WORK INSTRUCTION: Beginning at the top of the data below, write out every line exactly until you reach the line with "Question: Estimate the wall time of this run.", and include that line.

SOURCE MATERIAL:
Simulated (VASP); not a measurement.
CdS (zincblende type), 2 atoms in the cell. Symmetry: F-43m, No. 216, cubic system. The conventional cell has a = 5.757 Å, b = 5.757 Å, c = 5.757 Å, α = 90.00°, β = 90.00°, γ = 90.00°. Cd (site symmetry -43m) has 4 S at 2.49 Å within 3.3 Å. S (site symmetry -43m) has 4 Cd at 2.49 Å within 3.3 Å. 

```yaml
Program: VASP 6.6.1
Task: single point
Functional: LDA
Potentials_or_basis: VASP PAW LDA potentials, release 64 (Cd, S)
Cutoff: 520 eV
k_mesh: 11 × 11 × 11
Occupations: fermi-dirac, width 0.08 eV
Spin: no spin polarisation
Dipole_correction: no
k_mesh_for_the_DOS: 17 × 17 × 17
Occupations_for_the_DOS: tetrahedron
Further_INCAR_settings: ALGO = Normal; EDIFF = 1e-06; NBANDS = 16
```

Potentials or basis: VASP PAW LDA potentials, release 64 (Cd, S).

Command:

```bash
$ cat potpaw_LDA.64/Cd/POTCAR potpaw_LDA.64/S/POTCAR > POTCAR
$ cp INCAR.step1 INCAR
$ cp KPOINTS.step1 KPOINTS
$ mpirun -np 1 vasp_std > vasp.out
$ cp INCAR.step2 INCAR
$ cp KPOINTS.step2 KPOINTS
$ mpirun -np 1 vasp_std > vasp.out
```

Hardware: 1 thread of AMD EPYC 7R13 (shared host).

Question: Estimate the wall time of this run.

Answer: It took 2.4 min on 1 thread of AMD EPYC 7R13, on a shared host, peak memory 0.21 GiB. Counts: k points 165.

EXERCISE SOLUTION:
Simulated (VASP); not a measurement.
CdS (zincblende type), 2 atoms in the cell. Symmetry: F-43m, No. 216, cubic system. The conventional cell has a = 5.757 Å, b = 5.757 Å, c = 5.757 Å, α = 90.00°, β = 90.00°, γ = 90.00°. Cd (site symmetry -43m) has 4 S at 2.49 Å within 3.3 Å. S (site symmetry -43m) has 4 Cd at 2.49 Å within 3.3 Å. 

```yaml
Program: VASP 6.6.1
Task: single point
Functional: LDA
Potentials_or_basis: VASP PAW LDA potentials, release 64 (Cd, S)
Cutoff: 520 eV
k_mesh: 11 × 11 × 11
Occupations: fermi-dirac, width 0.08 eV
Spin: no spin polarisation
Dipole_correction: no
k_mesh_for_the_DOS: 17 × 17 × 17
Occupations_for_the_DOS: tetrahedron
Further_INCAR_settings: ALGO = Normal; EDIFF = 1e-06; NBANDS = 16
```

Potentials or basis: VASP PAW LDA potentials, release 64 (Cd, S).

Command:

```bash
$ cat potpaw_LDA.64/Cd/POTCAR potpaw_LDA.64/S/POTCAR > POTCAR
$ cp INCAR.step1 INCAR
$ cp KPOINTS.step1 KPOINTS
$ mpirun -np 1 vasp_std > vasp.out
$ cp INCAR.step2 INCAR
$ cp KPOINTS.step2 KPOINTS
$ mpirun -np 1 vasp_std > vasp.out
```

Hardware: 1 thread of AMD EPYC 7R13 (shared host).

Question: Estimate the wall time of this run.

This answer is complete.